-- REQUIRED ACTION --
Write out every entry below word for word, leaving nothing out.

-- RECORDS SHOWN --
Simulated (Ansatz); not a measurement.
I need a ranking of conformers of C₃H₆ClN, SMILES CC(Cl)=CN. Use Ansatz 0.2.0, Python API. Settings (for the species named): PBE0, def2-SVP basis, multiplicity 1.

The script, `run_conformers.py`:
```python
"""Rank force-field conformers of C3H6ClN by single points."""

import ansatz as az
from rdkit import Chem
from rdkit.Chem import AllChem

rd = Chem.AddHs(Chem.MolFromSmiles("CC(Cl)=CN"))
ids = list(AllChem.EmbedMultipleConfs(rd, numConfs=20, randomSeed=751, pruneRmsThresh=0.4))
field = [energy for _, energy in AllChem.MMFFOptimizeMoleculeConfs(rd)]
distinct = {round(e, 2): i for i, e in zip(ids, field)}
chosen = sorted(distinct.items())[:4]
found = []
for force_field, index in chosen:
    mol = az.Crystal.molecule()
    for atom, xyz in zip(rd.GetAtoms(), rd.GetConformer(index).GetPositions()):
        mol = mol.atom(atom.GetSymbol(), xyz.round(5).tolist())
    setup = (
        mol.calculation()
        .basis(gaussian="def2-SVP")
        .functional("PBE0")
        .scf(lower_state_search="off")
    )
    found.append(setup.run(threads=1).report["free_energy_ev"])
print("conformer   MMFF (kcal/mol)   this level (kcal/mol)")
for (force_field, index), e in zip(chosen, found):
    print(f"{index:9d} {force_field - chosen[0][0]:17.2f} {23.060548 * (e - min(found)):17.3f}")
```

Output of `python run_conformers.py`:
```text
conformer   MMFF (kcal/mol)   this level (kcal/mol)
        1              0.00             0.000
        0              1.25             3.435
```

-- RESPONSE BOX --
Simulated (Ansatz); not a measurement.
I need a ranking of conformers of C₃H₆ClN, SMILES CC(Cl)=CN. Use Ansatz 0.2.0, Python API. Settings (for the species named): PBE0, def2-SVP basis, multiplicity 1.

The script, `run_conformers.py`:
```python
"""Rank force-field conformers of C3H6ClN by single points."""

import ansatz as az
from rdkit import Chem
from rdkit.Chem import AllChem

rd = Chem.AddHs(Chem.MolFromSmiles("CC(Cl)=CN"))
ids = list(AllChem.EmbedMultipleConfs(rd, numConfs=20, randomSeed=751, pruneRmsThresh=0.4))
field = [energy for _, energy in AllChem.MMFFOptimizeMoleculeConfs(rd)]
distinct = {round(e, 2): i for i, e in zip(ids, field)}
chosen = sorted(distinct.items())[:4]
found = []
for force_field, index in chosen:
    mol = az.Crystal.molecule()
    for atom, xyz in zip(rd.GetAtoms(), rd.GetConformer(index).GetPositions()):
        mol = mol.atom(atom.GetSymbol(), xyz.round(5).tolist())
    setup = (
        mol.calculation()
        .basis(gaussian="def2-SVP")
        .functional("PBE0")
        .scf(lower_state_search="off")
    )
    found.append(setup.run(threads=1).report["free_energy_ev"])
print("conformer   MMFF (kcal/mol)   this level (kcal/mol)")
for (force_field, index), e in zip(chosen, found):
    print(f"{index:9d} {force_field - chosen[0][0]:17.2f} {23.060548 * (e - min(found)):17.3f}")
```

Output of `python run_conformers.py`:
```text
conformer   MMFF (kcal/mol)   this level (kcal/mol)
        1              0.00             0.000
        0              1.25             3.435
```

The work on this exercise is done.